_Supplied data:_
◇ ◇ ◇ ◇ ◇
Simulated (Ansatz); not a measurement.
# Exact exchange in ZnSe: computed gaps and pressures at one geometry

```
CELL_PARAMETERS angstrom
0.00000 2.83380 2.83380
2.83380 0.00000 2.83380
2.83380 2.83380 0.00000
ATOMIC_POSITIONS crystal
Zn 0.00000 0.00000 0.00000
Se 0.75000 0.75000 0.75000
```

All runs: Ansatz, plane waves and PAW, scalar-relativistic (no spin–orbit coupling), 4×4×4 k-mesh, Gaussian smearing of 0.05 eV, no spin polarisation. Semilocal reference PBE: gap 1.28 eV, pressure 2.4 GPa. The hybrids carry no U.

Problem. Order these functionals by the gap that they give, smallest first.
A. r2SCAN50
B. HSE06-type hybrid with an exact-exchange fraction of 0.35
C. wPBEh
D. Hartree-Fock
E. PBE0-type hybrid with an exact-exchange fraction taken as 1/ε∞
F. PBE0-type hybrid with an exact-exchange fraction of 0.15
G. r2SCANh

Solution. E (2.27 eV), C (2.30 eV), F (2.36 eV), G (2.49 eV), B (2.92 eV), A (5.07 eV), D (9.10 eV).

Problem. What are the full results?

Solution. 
◇ ◇ ◇ ◇ ◇

_Action item:_ Each line of the listing must be output once more, exactly as shown above.

_Answer section:_
Simulated (Ansatz); not a measurement.
# Exact exchange in ZnSe: computed gaps and pressures at one geometry

```
CELL_PARAMETERS angstrom
0.00000 2.83380 2.83380
2.83380 0.00000 2.83380
2.83380 2.83380 0.00000
ATOMIC_POSITIONS crystal
Zn 0.00000 0.00000 0.00000
Se 0.75000 0.75000 0.75000
```

All runs: Ansatz, plane waves and PAW, scalar-relativistic (no spin–orbit coupling), 4×4×4 k-mesh, Gaussian smearing of 0.05 eV, no spin polarisation. Semilocal reference PBE: gap 1.28 eV, pressure 2.4 GPa. The hybrids carry no U.

Problem. Order these functionals by the gap that they give, smallest first.
A. r2SCAN50
B. HSE06-type hybrid with an exact-exchange fraction of 0.35
C. wPBEh
D. Hartree-Fock
E. PBE0-type hybrid with an exact-exchange fraction taken as 1/ε∞
F. PBE0-type hybrid with an exact-exchange fraction of 0.15
G. r2SCANh

Solution. E (2.27 eV), C (2.30 eV), F (2.36 eV), G (2.49 eV), B (2.92 eV), A (5.07 eV), D (9.10 eV).

Problem. What are the full results?

Solution. 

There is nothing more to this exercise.